Content starts
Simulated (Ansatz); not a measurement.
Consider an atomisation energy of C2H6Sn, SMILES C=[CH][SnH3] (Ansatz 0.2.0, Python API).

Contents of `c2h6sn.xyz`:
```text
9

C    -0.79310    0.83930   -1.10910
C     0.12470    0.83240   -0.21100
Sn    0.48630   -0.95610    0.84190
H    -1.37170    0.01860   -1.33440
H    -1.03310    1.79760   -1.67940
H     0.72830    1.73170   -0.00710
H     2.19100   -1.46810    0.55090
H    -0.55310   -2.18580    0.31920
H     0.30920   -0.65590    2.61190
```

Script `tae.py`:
Content ends

◆ **WORK ORDER**:
Extract all of the data above without altering anything.

◆ **WORKED SOLUTION**:
Simulated (Ansatz); not a measurement.
Consider an atomisation energy of C2H6Sn, SMILES C=[CH][SnH3] (Ansatz 0.2.0, Python API).

Contents of `c2h6sn.xyz`:
```text
9

C    -0.79310    0.83930   -1.10910
C     0.12470    0.83240   -0.21100
Sn    0.48630   -0.95610    0.84190
H    -1.37170    0.01860   -1.33440
H    -1.03310    1.79760   -1.67940
H     0.72830    1.73170   -0.00710
H     2.19100   -1.46810    0.55090
H    -0.55310   -2.18580    0.31920
H     0.30920   -0.65590    2.61190
```

Script `tae.py`:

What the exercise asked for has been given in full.